====

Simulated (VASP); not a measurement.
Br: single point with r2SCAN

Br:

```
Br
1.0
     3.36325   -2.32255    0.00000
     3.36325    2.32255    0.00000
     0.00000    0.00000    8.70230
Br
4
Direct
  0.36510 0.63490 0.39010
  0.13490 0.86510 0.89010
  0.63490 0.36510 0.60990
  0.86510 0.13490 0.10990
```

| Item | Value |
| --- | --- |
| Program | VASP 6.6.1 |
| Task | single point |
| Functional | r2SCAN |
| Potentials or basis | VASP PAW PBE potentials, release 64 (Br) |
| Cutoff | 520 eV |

====

Copy out the entries from the material above, matching each one exactly.

* [SOLUTION]:
Simulated (VASP); not a measurement.
Br: single point with r2SCAN

Br:

```
Br
1.0
     3.36325   -2.32255    0.00000
     3.36325    2.32255    0.00000
     0.00000    0.00000    8.70230
Br
4
Direct
  0.36510 0.63490 0.39010
  0.13490 0.86510 0.89010
  0.63490 0.36510 0.60990
  0.86510 0.13490 0.10990
```

| Item | Value |
| --- | --- |
| Program | VASP 6.6.1 |
| Task | single point |
| Functional | r2SCAN |
| Potentials or basis | VASP PAW PBE potentials, release 64 (Br) |
| Cutoff | 520 eV |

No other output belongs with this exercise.